::::::::::

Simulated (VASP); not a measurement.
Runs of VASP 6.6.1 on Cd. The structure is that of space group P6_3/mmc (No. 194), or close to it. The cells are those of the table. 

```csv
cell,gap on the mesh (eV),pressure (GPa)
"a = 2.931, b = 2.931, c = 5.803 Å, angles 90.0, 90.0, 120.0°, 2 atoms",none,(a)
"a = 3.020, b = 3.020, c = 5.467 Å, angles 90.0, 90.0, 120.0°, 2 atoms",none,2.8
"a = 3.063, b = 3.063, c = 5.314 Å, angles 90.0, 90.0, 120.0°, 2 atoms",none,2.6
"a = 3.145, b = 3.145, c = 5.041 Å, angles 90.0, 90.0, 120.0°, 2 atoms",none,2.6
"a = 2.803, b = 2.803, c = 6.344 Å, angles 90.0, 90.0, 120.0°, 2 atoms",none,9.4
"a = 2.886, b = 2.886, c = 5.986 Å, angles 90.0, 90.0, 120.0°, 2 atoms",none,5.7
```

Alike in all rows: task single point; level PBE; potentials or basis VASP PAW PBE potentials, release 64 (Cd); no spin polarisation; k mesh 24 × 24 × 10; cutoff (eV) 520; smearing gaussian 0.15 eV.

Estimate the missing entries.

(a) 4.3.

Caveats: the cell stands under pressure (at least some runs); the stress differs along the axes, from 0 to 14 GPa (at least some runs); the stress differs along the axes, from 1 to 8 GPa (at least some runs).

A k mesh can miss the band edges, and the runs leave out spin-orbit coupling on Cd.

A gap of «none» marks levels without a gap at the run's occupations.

::::::::::

Work task
Please output every record exactly as it appears.

Written reply
Simulated (VASP); not a measurement.
Runs of VASP 6.6.1 on Cd. The structure is that of space group P6_3/mmc (No. 194), or close to it. The cells are those of the table. 

```csv
cell,gap on the mesh (eV),pressure (GPa)
"a = 2.931, b = 2.931, c = 5.803 Å, angles 90.0, 90.0, 120.0°, 2 atoms",none,(a)
"a = 3.020, b = 3.020, c = 5.467 Å, angles 90.0, 90.0, 120.0°, 2 atoms",none,2.8
"a = 3.063, b = 3.063, c = 5.314 Å, angles 90.0, 90.0, 120.0°, 2 atoms",none,2.6
"a = 3.145, b = 3.145, c = 5.041 Å, angles 90.0, 90.0, 120.0°, 2 atoms",none,2.6
"a = 2.803, b = 2.803, c = 6.344 Å, angles 90.0, 90.0, 120.0°, 2 atoms",none,9.4
"a = 2.886, b = 2.886, c = 5.986 Å, angles 90.0, 90.0, 120.0°, 2 atoms",none,5.7
```

Alike in all rows: task single point; level PBE; potentials or basis VASP PAW PBE potentials, release 64 (Cd); no spin polarisation; k mesh 24 × 24 × 10; cutoff (eV) 520; smearing gaussian 0.15 eV.

Estimate the missing entries.

(a) 4.3.

Caveats: the cell stands under pressure (at least some runs); the stress differs along the axes, from 0 to 14 GPa (at least some runs); the stress differs along the axes, from 1 to 8 GPa (at least some runs).

A k mesh can miss the band edges, and the runs leave out spin-orbit coupling on Cd.

A gap of «none» marks levels without a gap at the run's occupations.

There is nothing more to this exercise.